▶ **Data supplied**:
● ● ● ● ● ● ●

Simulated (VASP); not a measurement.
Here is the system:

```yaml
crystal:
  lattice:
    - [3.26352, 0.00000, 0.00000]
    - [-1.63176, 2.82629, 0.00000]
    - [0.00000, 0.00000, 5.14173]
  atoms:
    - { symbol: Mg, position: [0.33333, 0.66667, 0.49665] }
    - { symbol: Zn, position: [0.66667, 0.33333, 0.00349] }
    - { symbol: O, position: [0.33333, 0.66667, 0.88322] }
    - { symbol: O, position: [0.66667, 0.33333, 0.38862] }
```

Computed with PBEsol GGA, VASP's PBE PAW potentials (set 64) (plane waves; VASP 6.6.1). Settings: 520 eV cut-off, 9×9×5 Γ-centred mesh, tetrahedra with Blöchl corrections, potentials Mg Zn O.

● ● ● ● ● ● ●

▶ **Assigned task**:
Print the entries exactly.

▶ **Written reply**:
Simulated (VASP); not a measurement.
Here is the system:

```yaml
crystal:
  lattice:
    - [3.26352, 0.00000, 0.00000]
    - [-1.63176, 2.82629, 0.00000]
    - [0.00000, 0.00000, 5.14173]
  atoms:
    - { symbol: Mg, position: [0.33333, 0.66667, 0.49665] }
    - { symbol: Zn, position: [0.66667, 0.33333, 0.00349] }
    - { symbol: O, position: [0.33333, 0.66667, 0.88322] }
    - { symbol: O, position: [0.66667, 0.33333, 0.38862] }
```

Computed with PBEsol GGA, VASP's PBE PAW potentials (set 64) (plane waves; VASP 6.6.1). Settings: 520 eV cut-off, 9×9×5 Γ-centred mesh, tetrahedra with Blöchl corrections, potentials Mg Zn O.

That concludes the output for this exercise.